> Requirement
A faithful copy of the whole listing is required.

> Dataset excerpts
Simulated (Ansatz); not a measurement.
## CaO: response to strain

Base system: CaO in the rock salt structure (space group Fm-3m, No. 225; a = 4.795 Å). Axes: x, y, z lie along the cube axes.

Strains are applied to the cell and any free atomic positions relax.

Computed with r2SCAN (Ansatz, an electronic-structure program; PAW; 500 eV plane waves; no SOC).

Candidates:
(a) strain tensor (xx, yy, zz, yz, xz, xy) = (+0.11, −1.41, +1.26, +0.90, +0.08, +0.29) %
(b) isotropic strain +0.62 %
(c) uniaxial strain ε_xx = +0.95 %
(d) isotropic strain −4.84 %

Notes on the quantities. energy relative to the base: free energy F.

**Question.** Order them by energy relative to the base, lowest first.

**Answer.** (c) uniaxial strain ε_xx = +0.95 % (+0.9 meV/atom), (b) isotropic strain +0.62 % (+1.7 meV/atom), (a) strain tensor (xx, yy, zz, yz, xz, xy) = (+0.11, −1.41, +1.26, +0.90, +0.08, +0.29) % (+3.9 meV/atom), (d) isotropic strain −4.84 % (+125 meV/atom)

> Task output
Simulated (Ansatz); not a measurement.
## CaO: response to strain

Base system: CaO in the rock salt structure (space group Fm-3m, No. 225; a = 4.795 Å). Axes: x, y, z lie along the cube axes.

Strains are applied to the cell and any free atomic positions relax.

Computed with r2SCAN (Ansatz, an electronic-structure program; PAW; 500 eV plane waves; no SOC).

Candidates:
(a) strain tensor (xx, yy, zz, yz, xz, xy) = (+0.11, −1.41, +1.26, +0.90, +0.08, +0.29) %
(b) isotropic strain +0.62 %
(c) uniaxial strain ε_xx = +0.95 %
(d) isotropic strain −4.84 %

Notes on the quantities. energy relative to the base: free energy F.

**Question.** Order them by energy relative to the base, lowest first.

**Answer.** (c) uniaxial strain ε_xx = +0.95 % (+0.9 meV/atom), (b) isotropic strain +0.62 % (+1.7 meV/atom), (a) strain tensor (xx, yy, zz, yz, xz, xy) = (+0.11, −1.41, +1.26, +0.90, +0.08, +0.29) % (+3.9 meV/atom), (d) isotropic strain −4.84 % (+125 meV/atom)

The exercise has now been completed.